═════ DATA FOR REVIEW ═════

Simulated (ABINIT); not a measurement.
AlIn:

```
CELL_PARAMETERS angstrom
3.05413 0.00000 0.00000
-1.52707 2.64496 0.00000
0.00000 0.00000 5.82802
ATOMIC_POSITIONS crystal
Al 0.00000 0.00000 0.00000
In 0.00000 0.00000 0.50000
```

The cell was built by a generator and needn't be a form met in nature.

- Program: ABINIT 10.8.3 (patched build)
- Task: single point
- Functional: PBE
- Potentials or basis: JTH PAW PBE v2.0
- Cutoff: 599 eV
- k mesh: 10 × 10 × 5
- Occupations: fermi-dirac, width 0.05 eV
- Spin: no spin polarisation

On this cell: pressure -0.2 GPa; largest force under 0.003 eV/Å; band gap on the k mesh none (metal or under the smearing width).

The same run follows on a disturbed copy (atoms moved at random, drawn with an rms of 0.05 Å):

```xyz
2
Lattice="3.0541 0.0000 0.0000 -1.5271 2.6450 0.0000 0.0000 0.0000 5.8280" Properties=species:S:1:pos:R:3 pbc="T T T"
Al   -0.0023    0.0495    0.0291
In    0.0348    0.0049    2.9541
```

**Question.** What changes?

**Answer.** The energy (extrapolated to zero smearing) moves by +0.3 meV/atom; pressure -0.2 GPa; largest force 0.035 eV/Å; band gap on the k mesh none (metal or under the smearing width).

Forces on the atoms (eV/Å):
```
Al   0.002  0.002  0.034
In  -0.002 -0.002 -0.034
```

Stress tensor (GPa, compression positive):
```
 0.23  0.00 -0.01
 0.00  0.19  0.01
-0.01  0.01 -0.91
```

═════

- WORK TASK
Starting with the first line of the records above, give back each line exactly until the line with "- Functional: PBE" has been given as well.

- TASK SOLUTION
Simulated (ABINIT); not a measurement.
AlIn:

```
CELL_PARAMETERS angstrom
3.05413 0.00000 0.00000
-1.52707 2.64496 0.00000
0.00000 0.00000 5.82802
ATOMIC_POSITIONS crystal
Al 0.00000 0.00000 0.00000
In 0.00000 0.00000 0.50000
```

The cell was built by a generator and needn't be a form met in nature.

- Program: ABINIT 10.8.3 (patched build)
- Task: single point
- Functional: PBE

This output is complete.